- Task item -
Return every line of the listing, exactly as it reads.

- Data under study -
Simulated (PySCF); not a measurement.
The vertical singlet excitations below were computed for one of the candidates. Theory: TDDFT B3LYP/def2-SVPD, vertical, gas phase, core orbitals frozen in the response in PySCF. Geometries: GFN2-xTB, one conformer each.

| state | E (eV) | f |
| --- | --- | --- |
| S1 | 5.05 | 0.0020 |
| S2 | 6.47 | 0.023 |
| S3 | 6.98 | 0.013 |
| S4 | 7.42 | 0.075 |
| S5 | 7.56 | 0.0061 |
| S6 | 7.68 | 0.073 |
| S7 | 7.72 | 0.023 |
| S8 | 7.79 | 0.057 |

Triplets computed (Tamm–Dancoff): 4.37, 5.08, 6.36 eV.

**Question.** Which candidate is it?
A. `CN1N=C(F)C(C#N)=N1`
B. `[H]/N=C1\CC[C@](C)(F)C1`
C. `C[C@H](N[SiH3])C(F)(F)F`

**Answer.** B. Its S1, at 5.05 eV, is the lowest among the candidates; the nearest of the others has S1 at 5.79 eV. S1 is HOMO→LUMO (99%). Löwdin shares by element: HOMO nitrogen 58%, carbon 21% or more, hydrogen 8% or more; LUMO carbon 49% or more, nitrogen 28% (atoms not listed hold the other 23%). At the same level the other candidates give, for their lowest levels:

- Problem solution -
Simulated (PySCF); not a measurement.
The vertical singlet excitations below were computed for one of the candidates. Theory: TDDFT B3LYP/def2-SVPD, vertical, gas phase, core orbitals frozen in the response in PySCF. Geometries: GFN2-xTB, one conformer each.

| state | E (eV) | f |
| --- | --- | --- |
| S1 | 5.05 | 0.0020 |
| S2 | 6.47 | 0.023 |
| S3 | 6.98 | 0.013 |
| S4 | 7.42 | 0.075 |
| S5 | 7.56 | 0.0061 |
| S6 | 7.68 | 0.073 |
| S7 | 7.72 | 0.023 |
| S8 | 7.79 | 0.057 |

Triplets computed (Tamm–Dancoff): 4.37, 5.08, 6.36 eV.

**Question.** Which candidate is it?
A. `CN1N=C(F)C(C#N)=N1`
B. `[H]/N=C1\CC[C@](C)(F)C1`
C. `C[C@H](N[SiH3])C(F)(F)F`

**Answer.** B. Its S1, at 5.05 eV, is the lowest among the candidates; the nearest of the others has S1 at 5.79 eV. S1 is HOMO→LUMO (99%). Löwdin shares by element: HOMO nitrogen 58%, carbon 21% or more, hydrogen 8% or more; LUMO carbon 49% or more, nitrogen 28% (atoms not listed hold the other 23%). At the same level the other candidates give, for their lowest levels:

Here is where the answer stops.